*LISTED RECORDS*
• • • • • • •

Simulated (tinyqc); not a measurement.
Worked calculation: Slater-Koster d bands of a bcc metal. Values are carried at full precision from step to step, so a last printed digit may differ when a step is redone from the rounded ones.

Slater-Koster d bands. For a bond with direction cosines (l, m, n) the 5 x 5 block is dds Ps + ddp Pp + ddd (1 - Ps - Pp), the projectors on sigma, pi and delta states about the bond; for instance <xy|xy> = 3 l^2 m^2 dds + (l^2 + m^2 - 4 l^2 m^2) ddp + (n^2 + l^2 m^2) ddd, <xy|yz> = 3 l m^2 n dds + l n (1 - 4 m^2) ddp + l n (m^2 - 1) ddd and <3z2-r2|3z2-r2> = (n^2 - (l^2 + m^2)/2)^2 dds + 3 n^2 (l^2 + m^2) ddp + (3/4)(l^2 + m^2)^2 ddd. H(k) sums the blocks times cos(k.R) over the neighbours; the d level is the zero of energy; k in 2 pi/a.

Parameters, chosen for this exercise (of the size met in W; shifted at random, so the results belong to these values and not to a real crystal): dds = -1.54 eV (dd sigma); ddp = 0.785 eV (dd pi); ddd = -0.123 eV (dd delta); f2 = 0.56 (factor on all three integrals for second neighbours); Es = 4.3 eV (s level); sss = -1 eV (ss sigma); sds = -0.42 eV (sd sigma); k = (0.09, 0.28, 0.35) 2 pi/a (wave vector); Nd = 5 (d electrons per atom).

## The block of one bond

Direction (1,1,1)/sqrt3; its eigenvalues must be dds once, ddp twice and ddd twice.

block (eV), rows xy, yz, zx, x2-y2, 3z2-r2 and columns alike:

• • • • • • •

*WORK ITEM*
Exact reproduction of the lines from the top of the material through the line where "Direction (1,1,1)/sqrt3; its" appears is required, both boundary lines included, with no other output.

*EXPECTED ANSWER*
Simulated (tinyqc); not a measurement.
Worked calculation: Slater-Koster d bands of a bcc metal. Values are carried at full precision from step to step, so a last printed digit may differ when a step is redone from the rounded ones.

Slater-Koster d bands. For a bond with direction cosines (l, m, n) the 5 x 5 block is dds Ps + ddp Pp + ddd (1 - Ps - Pp), the projectors on sigma, pi and delta states about the bond; for instance <xy|xy> = 3 l^2 m^2 dds + (l^2 + m^2 - 4 l^2 m^2) ddp + (n^2 + l^2 m^2) ddd, <xy|yz> = 3 l m^2 n dds + l n (1 - 4 m^2) ddp + l n (m^2 - 1) ddd and <3z2-r2|3z2-r2> = (n^2 - (l^2 + m^2)/2)^2 dds + 3 n^2 (l^2 + m^2) ddp + (3/4)(l^2 + m^2)^2 ddd. H(k) sums the blocks times cos(k.R) over the neighbours; the d level is the zero of energy; k in 2 pi/a.

Parameters, chosen for this exercise (of the size met in W; shifted at random, so the results belong to these values and not to a real crystal): dds = -1.54 eV (dd sigma); ddp = 0.785 eV (dd pi); ddd = -0.123 eV (dd delta); f2 = 0.56 (factor on all three integrals for second neighbours); Es = 4.3 eV (s level); sss = -1 eV (ss sigma); sds = -0.42 eV (sd sigma); k = (0.09, 0.28, 0.35) 2 pi/a (wave vector); Nd = 5 (d electrons per atom).

## The block of one bond

Direction (1,1,1)/sqrt3; its eigenvalues must be dds once, ddp twice and ddd twice.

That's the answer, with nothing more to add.